** Opening Input data block **
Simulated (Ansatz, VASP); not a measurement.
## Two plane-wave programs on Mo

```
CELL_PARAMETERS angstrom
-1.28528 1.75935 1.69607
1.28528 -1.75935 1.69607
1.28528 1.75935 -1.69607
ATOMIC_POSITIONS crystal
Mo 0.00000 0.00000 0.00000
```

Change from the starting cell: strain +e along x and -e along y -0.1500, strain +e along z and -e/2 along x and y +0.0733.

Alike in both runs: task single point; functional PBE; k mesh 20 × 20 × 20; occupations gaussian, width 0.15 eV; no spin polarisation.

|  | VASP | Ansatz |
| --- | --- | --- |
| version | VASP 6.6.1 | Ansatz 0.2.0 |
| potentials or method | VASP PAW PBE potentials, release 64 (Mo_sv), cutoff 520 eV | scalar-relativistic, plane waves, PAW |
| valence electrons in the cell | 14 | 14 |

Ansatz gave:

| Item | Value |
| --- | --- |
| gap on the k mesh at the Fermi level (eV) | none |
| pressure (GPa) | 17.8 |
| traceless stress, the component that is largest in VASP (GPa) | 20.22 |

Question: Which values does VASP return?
** Closing Input data block **

> _Work task_
Output each line of the records above exactly.

> _Task output_
Simulated (Ansatz, VASP); not a measurement.
## Two plane-wave programs on Mo

```
CELL_PARAMETERS angstrom
-1.28528 1.75935 1.69607
1.28528 -1.75935 1.69607
1.28528 1.75935 -1.69607
ATOMIC_POSITIONS crystal
Mo 0.00000 0.00000 0.00000
```

Change from the starting cell: strain +e along x and -e along y -0.1500, strain +e along z and -e/2 along x and y +0.0733.

Alike in both runs: task single point; functional PBE; k mesh 20 × 20 × 20; occupations gaussian, width 0.15 eV; no spin polarisation.

|  | VASP | Ansatz |
| --- | --- | --- |
| version | VASP 6.6.1 | Ansatz 0.2.0 |
| potentials or method | VASP PAW PBE potentials, release 64 (Mo_sv), cutoff 520 eV | scalar-relativistic, plane waves, PAW |
| valence electrons in the cell | 14 | 14 |

Ansatz gave:

| Item | Value |
| --- | --- |
| gap on the k mesh at the Fermi level (eV) | none |
| pressure (GPa) | 17.8 |
| traceless stress, the component that is largest in VASP (GPa) | 20.22 |

Question: Which values does VASP return?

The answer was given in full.